Brief :: Beginning with the first line of the data below, extract each line up to and including the one containing "A calculation, not". Copy them exactly and add nothing.

Records supplied ::
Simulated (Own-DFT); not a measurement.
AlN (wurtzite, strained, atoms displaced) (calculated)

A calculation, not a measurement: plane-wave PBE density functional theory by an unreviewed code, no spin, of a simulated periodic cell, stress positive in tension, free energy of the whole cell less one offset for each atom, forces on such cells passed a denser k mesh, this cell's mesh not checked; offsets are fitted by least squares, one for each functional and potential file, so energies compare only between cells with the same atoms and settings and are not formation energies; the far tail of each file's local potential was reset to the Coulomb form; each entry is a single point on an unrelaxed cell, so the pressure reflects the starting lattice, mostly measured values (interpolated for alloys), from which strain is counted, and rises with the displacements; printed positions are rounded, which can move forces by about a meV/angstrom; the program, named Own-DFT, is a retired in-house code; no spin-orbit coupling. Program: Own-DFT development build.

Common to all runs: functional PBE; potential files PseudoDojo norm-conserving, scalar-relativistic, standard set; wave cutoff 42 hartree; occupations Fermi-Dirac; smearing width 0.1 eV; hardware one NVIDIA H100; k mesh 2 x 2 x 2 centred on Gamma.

Written reply ::
Simulated (Own-DFT); not a measurement.
AlN (wurtzite, strained, atoms displaced) (calculated)

A calculation, not a measurement: plane-wave PBE density functional theory by an unreviewed code, no spin, of a simulated periodic cell, stress positive in tension, free energy of the whole cell less one offset for each atom, forces on such cells passed a denser k mesh, this cell's mesh not checked; offsets are fitted by least squares, one for each functional and potential file, so energies compare only between cells with the same atoms and settings and are not formation energies; the far tail of each file's local potential was reset to the Coulomb form; each entry is a single point on an unrelaxed cell, so the pressure reflects the starting lattice, mostly measured values (interpolated for alloys), from which strain is counted, and rises with the displacements; printed positions are rounded, which can move forces by about a meV/angstrom; the program, named Own-DFT, is a retired in-house code; no spin-orbit coupling. Program: Own-DFT development build.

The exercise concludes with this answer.